Assignment ▸
Retype each line exactly as it stands, beginning at the first line of the material and finishing with the line that contains "Potentials or basis: VASP".

Exercise data ▸
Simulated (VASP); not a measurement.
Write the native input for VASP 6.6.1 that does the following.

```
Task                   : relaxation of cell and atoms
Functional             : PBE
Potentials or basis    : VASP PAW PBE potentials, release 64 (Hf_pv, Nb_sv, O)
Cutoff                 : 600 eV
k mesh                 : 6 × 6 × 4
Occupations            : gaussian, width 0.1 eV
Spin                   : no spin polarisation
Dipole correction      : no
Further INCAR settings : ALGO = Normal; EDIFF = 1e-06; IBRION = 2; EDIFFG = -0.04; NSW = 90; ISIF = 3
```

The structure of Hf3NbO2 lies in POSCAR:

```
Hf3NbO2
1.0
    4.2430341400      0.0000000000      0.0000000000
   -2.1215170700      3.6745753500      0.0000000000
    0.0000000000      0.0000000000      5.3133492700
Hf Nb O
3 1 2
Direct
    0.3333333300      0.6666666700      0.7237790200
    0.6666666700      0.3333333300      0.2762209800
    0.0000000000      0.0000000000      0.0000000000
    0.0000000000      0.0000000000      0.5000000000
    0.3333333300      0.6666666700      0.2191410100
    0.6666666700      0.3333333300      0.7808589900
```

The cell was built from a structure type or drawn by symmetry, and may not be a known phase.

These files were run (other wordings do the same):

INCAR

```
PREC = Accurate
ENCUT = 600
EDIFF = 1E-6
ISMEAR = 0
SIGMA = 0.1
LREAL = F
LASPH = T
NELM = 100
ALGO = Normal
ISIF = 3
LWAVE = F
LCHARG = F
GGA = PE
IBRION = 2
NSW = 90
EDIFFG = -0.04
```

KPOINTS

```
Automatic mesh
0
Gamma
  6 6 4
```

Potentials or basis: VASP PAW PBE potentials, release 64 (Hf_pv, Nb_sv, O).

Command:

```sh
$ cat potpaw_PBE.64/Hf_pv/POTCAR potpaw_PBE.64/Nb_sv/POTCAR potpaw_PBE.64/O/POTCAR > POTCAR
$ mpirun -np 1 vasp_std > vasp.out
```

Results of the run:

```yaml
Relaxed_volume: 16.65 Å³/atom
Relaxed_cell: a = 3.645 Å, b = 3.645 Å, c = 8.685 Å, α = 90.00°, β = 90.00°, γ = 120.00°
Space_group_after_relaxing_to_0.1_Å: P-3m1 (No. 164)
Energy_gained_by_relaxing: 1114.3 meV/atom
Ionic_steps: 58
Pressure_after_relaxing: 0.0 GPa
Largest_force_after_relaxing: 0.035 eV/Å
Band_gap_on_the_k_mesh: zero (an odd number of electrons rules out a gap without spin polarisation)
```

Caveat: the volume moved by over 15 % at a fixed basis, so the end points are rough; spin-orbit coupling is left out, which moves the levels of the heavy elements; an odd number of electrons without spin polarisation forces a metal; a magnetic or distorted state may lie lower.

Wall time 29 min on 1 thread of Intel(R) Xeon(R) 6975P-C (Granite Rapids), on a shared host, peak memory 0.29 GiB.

Exercise response ▸
Simulated (VASP); not a measurement.
Write the native input for VASP 6.6.1 that does the following.

```
Task                   : relaxation of cell and atoms
Functional             : PBE
Potentials or basis    : VASP PAW PBE potentials, release 64 (Hf_pv, Nb_sv, O)
Cutoff                 : 600 eV
k mesh                 : 6 × 6 × 4
Occupations            : gaussian, width 0.1 eV
Spin                   : no spin polarisation
Dipole correction      : no
Further INCAR settings : ALGO = Normal; EDIFF = 1e-06; IBRION = 2; EDIFFG = -0.04; NSW = 90; ISIF = 3
```

The structure of Hf3NbO2 lies in POSCAR:

```
Hf3NbO2
1.0
    4.2430341400      0.0000000000      0.0000000000
   -2.1215170700      3.6745753500      0.0000000000
    0.0000000000      0.0000000000      5.3133492700
Hf Nb O
3 1 2
Direct
    0.3333333300      0.6666666700      0.7237790200
    0.6666666700      0.3333333300      0.2762209800
    0.0000000000      0.0000000000      0.0000000000
    0.0000000000      0.0000000000      0.5000000000
    0.3333333300      0.6666666700      0.2191410100
    0.6666666700      0.3333333300      0.7808589900
```

The cell was built from a structure type or drawn by symmetry, and may not be a known phase.

These files were run (other wordings do the same):

INCAR

```
PREC = Accurate
ENCUT = 600
EDIFF = 1E-6
ISMEAR = 0
SIGMA = 0.1
LREAL = F
LASPH = T
NELM = 100
ALGO = Normal
ISIF = 3
LWAVE = F
LCHARG = F
GGA = PE
IBRION = 2
NSW = 90
EDIFFG = -0.04
```

KPOINTS

```
Automatic mesh
0
Gamma
  6 6 4
```

Potentials or basis: VASP PAW PBE potentials, release 64 (Hf_pv, Nb_sv, O).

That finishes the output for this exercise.